*Required action*:
Print the lines that run from the line with "The sticks are" to the line with "Match the spectrum to a structure.", keeping both end lines, exactly as they appear in the entries below, and nothing else.

*Raw data*:
◇ ◇ ◇ ◇ ◇
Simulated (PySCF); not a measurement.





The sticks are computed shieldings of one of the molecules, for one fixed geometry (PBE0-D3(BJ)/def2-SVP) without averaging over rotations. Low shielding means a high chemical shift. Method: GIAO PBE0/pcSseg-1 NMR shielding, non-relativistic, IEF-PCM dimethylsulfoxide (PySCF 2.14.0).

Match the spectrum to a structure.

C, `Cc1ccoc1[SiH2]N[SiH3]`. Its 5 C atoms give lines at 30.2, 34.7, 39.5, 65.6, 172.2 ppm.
◇ ◇ ◇ ◇ ◇

*Worked solution*:
The sticks are computed shieldings of one of the molecules, for one fixed geometry (PBE0-D3(BJ)/def2-SVP) without averaging over rotations. Low shielding means a high chemical shift. Method: GIAO PBE0/pcSseg-1 NMR shielding, non-relativistic, IEF-PCM dimethylsulfoxide (PySCF 2.14.0).

Match the spectrum to a structure.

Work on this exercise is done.